DATA
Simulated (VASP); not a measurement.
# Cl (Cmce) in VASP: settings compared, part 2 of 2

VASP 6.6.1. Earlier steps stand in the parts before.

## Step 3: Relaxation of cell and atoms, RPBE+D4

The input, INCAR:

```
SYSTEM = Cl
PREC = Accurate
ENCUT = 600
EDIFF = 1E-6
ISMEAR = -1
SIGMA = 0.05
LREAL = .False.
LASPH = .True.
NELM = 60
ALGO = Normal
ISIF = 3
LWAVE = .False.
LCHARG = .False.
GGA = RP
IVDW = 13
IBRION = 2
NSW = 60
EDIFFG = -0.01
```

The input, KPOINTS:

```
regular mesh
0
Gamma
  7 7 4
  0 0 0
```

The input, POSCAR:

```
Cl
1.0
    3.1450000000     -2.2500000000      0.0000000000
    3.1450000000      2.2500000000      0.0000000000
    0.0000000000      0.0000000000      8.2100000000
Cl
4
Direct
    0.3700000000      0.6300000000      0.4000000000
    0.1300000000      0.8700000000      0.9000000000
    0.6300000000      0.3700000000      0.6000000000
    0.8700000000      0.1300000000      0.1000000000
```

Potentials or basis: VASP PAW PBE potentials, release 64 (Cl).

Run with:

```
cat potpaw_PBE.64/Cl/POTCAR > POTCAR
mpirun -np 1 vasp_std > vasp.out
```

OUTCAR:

WORK TASK
All of the entries must be given again, word for word.

YOUR SOLUTION
Simulated (VASP); not a measurement.
# Cl (Cmce) in VASP: settings compared, part 2 of 2

VASP 6.6.1. Earlier steps stand in the parts before.

## Step 3: Relaxation of cell and atoms, RPBE+D4

The input, INCAR:

```
SYSTEM = Cl
PREC = Accurate
ENCUT = 600
EDIFF = 1E-6
ISMEAR = -1
SIGMA = 0.05
LREAL = .False.
LASPH = .True.
NELM = 60
ALGO = Normal
ISIF = 3
LWAVE = .False.
LCHARG = .False.
GGA = RP
IVDW = 13
IBRION = 2
NSW = 60
EDIFFG = -0.01
```

The input, KPOINTS:

```
regular mesh
0
Gamma
  7 7 4
  0 0 0
```

The input, POSCAR:

```
Cl
1.0
    3.1450000000     -2.2500000000      0.0000000000
    3.1450000000      2.2500000000      0.0000000000
    0.0000000000      0.0000000000      8.2100000000
Cl
4
Direct
    0.3700000000      0.6300000000      0.4000000000
    0.1300000000      0.8700000000      0.9000000000
    0.6300000000      0.3700000000      0.6000000000
    0.8700000000      0.1300000000      0.1000000000
```

Potentials or basis: VASP PAW PBE potentials, release 64 (Cl).

Run with:

```
cat potpaw_PBE.64/Cl/POTCAR > POTCAR
mpirun -np 1 vasp_std > vasp.out
```

OUTCAR:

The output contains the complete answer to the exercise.